*ACTION ITEM:* Please repeat exactly the lines below from the one containing "0.0000 | 0.4135 |" down to the one containing "Another cell of", both included, and nothing else.

*SOURCE MATERIAL:*
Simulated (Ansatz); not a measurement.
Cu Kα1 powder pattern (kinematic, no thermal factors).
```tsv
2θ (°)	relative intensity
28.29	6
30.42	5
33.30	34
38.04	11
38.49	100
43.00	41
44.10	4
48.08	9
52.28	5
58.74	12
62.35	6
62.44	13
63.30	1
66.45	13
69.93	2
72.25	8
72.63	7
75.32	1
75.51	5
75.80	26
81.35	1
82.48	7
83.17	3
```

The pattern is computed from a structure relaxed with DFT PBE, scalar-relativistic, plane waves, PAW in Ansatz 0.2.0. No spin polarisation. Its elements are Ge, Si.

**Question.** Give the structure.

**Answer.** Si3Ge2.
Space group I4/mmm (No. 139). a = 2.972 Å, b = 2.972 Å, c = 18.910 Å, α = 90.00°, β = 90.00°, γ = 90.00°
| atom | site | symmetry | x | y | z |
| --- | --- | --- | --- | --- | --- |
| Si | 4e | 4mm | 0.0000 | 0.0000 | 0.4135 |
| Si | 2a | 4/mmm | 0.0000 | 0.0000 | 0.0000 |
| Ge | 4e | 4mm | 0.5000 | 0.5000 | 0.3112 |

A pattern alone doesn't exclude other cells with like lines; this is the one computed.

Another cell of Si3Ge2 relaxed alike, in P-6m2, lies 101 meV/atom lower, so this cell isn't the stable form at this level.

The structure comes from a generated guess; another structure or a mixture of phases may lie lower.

*YOUR RESPONSE:*
| Si | 4e | 4mm | 0.0000 | 0.0000 | 0.4135 |
| Si | 2a | 4/mmm | 0.0000 | 0.0000 | 0.0000 |
| Ge | 4e | 4mm | 0.5000 | 0.5000 | 0.3112 |

A pattern alone doesn't exclude other cells with like lines; this is the one computed.

Another cell of Si3Ge2 relaxed alike, in P-6m2, lies 101 meV/atom lower, so this cell isn't the stable form at this level.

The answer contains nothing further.